_Requirement_
From the first line of the entries below to the line with "Q: How long", give each line again exactly.

_Data under study_
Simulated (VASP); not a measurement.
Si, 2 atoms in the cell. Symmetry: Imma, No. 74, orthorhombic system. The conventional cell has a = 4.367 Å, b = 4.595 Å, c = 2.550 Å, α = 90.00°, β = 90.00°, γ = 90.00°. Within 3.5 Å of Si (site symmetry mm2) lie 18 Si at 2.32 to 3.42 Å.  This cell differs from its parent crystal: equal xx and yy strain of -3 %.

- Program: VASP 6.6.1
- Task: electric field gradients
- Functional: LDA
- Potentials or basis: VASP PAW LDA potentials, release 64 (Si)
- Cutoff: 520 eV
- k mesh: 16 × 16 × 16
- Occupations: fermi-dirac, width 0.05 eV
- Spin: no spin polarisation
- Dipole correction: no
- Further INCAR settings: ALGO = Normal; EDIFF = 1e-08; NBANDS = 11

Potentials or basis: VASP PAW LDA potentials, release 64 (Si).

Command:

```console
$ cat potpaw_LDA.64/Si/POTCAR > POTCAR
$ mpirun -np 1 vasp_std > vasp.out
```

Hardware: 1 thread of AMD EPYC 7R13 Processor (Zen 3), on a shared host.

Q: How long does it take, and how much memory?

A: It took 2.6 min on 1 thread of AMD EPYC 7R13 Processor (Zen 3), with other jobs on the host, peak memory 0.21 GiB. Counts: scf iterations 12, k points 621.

_Answer area_
Simulated (VASP); not a measurement.
Si, 2 atoms in the cell. Symmetry: Imma, No. 74, orthorhombic system. The conventional cell has a = 4.367 Å, b = 4.595 Å, c = 2.550 Å, α = 90.00°, β = 90.00°, γ = 90.00°. Within 3.5 Å of Si (site symmetry mm2) lie 18 Si at 2.32 to 3.42 Å.  This cell differs from its parent crystal: equal xx and yy strain of -3 %.

- Program: VASP 6.6.1
- Task: electric field gradients
- Functional: LDA
- Potentials or basis: VASP PAW LDA potentials, release 64 (Si)
- Cutoff: 520 eV
- k mesh: 16 × 16 × 16
- Occupations: fermi-dirac, width 0.05 eV
- Spin: no spin polarisation
- Dipole correction: no
- Further INCAR settings: ALGO = Normal; EDIFF = 1e-08; NBANDS = 11

Potentials or basis: VASP PAW LDA potentials, release 64 (Si).

Command:

```console
$ cat potpaw_LDA.64/Si/POTCAR > POTCAR
$ mpirun -np 1 vasp_std > vasp.out
```

Hardware: 1 thread of AMD EPYC 7R13 Processor (Zen 3), on a shared host.

Q: How long does it take, and how much memory?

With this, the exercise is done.